WORK INSTRUCTION –
Because the listing below is to be kept intact, restate all of it word for word.

STORED DATA –
- - -
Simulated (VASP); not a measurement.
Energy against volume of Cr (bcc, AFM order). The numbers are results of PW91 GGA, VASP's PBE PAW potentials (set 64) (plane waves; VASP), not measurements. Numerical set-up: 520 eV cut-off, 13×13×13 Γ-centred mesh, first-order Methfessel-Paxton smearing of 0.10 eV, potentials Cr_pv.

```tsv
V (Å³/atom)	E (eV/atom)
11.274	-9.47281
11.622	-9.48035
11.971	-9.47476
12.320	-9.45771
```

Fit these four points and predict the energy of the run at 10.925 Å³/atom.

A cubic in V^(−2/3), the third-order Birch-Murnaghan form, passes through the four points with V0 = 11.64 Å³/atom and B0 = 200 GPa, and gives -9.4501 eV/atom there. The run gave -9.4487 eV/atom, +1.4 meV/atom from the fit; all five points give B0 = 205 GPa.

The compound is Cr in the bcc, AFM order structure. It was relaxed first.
- - -

RESPONSE BOX –
Simulated (VASP); not a measurement.
Energy against volume of Cr (bcc, AFM order). The numbers are results of PW91 GGA, VASP's PBE PAW potentials (set 64) (plane waves; VASP), not measurements. Numerical set-up: 520 eV cut-off, 13×13×13 Γ-centred mesh, first-order Methfessel-Paxton smearing of 0.10 eV, potentials Cr_pv.

```tsv
V (Å³/atom)	E (eV/atom)
11.274	-9.47281
11.622	-9.48035
11.971	-9.47476
12.320	-9.45771
```

Fit these four points and predict the energy of the run at 10.925 Å³/atom.

A cubic in V^(−2/3), the third-order Birch-Murnaghan form, passes through the four points with V0 = 11.64 Å³/atom and B0 = 200 GPa, and gives -9.4501 eV/atom there. The run gave -9.4487 eV/atom, +1.4 meV/atom from the fit; all five points give B0 = 205 GPa.

The compound is Cr in the bcc, AFM order structure. It was relaxed first.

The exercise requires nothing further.